(GIVEN ENTRIES):
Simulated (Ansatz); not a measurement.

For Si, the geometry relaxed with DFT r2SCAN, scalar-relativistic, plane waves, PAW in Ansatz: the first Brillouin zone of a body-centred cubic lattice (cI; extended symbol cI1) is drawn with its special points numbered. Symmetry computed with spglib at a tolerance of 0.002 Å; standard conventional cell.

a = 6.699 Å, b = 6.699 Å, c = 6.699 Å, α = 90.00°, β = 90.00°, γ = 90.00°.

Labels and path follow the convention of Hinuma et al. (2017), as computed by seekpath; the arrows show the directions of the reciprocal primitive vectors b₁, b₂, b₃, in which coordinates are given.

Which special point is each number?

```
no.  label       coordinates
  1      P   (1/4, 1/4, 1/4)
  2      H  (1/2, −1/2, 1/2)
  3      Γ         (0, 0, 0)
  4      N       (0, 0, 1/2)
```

(WORK TASK): Look through the material above and print exactly the lines from the one containing "a = 6.699 Å, b" to the one containing "Labels and path", both included, and nothing more.

(RESPONSE AREA):
a = 6.699 Å, b = 6.699 Å, c = 6.699 Å, α = 90.00°, β = 90.00°, γ = 90.00°.

Labels and path follow the convention of Hinuma et al. (2017), as computed by seekpath; the arrows show the directions of the reciprocal primitive vectors b₁, b₂, b₃, in which coordinates are given.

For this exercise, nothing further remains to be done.